•••••
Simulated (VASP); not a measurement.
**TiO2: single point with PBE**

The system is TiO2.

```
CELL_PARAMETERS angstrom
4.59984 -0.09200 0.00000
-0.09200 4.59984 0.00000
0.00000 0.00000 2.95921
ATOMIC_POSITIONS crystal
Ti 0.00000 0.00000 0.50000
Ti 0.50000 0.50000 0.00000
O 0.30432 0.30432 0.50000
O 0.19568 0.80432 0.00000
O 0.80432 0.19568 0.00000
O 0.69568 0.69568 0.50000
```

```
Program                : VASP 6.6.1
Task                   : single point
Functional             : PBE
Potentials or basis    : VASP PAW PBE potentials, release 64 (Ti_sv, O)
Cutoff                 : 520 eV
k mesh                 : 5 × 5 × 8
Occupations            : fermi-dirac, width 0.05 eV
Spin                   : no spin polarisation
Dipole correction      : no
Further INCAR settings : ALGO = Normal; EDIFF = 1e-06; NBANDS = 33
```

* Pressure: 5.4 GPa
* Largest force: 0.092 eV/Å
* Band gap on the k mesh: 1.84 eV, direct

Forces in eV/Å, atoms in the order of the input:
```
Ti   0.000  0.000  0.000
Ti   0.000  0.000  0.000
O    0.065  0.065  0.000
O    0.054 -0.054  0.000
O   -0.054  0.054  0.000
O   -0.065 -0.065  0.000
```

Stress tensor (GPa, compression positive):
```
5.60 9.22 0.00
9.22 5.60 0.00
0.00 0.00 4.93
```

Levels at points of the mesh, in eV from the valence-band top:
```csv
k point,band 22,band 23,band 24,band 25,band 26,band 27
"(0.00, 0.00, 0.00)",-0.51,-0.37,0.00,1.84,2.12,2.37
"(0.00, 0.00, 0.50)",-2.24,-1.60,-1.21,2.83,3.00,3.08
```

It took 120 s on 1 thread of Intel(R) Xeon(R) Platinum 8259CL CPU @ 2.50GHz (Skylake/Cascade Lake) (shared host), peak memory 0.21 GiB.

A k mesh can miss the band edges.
•••••

■ Work item ■
Above are the records. Copy the lines beginning at the one that has "force: 0.092 eV/Å" and ending with the one that has "It took 120", unchanged.

■ Written response ■
* Largest force: 0.092 eV/Å
* Band gap on the k mesh: 1.84 eV, direct

Forces in eV/Å, atoms in the order of the input:
```
Ti   0.000  0.000  0.000
Ti   0.000  0.000  0.000
O    0.065  0.065  0.000
O    0.054 -0.054  0.000
O   -0.054  0.054  0.000
O   -0.065 -0.065  0.000
```

Stress tensor (GPa, compression positive):
```
5.60 9.22 0.00
9.22 5.60 0.00
0.00 0.00 4.93
```

Levels at points of the mesh, in eV from the valence-band top:
```csv
k point,band 22,band 23,band 24,band 25,band 26,band 27
"(0.00, 0.00, 0.00)",-0.51,-0.37,0.00,1.84,2.12,2.37
"(0.00, 0.00, 0.50)",-2.24,-1.60,-1.21,2.83,3.00,3.08
```

It took 120 s on 1 thread of Intel(R) Xeon(R) Platinum 8259CL CPU @ 2.50GHz (Skylake/Cascade Lake) (shared host), peak memory 0.21 GiB.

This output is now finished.